> [GIVEN INFORMATION]
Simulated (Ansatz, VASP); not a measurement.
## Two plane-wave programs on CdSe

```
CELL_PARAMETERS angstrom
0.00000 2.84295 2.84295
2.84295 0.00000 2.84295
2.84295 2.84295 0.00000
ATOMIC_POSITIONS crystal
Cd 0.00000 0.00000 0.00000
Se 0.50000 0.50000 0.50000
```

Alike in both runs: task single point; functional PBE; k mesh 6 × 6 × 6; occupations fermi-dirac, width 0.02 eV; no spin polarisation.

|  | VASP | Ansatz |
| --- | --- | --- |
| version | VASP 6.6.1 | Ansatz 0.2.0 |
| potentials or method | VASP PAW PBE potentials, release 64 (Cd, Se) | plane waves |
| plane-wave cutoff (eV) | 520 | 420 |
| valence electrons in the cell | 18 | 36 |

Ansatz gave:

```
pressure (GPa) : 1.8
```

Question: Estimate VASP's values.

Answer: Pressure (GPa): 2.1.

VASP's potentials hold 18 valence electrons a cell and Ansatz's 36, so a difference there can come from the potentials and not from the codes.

> [ASSIGNMENT]
Transcribe all the material, keeping each word as it is.

> [EXERCISE OUTPUT]
Simulated (Ansatz, VASP); not a measurement.
## Two plane-wave programs on CdSe

```
CELL_PARAMETERS angstrom
0.00000 2.84295 2.84295
2.84295 0.00000 2.84295
2.84295 2.84295 0.00000
ATOMIC_POSITIONS crystal
Cd 0.00000 0.00000 0.00000
Se 0.50000 0.50000 0.50000
```

Alike in both runs: task single point; functional PBE; k mesh 6 × 6 × 6; occupations fermi-dirac, width 0.02 eV; no spin polarisation.

|  | VASP | Ansatz |
| --- | --- | --- |
| version | VASP 6.6.1 | Ansatz 0.2.0 |
| potentials or method | VASP PAW PBE potentials, release 64 (Cd, Se) | plane waves |
| plane-wave cutoff (eV) | 520 | 420 |
| valence electrons in the cell | 18 | 36 |

Ansatz gave:

```
pressure (GPa) : 1.8
```

Question: Estimate VASP's values.

Answer: Pressure (GPa): 2.1.

VASP's potentials hold 18 valence electrons a cell and Ansatz's 36, so a difference there can come from the potentials and not from the codes.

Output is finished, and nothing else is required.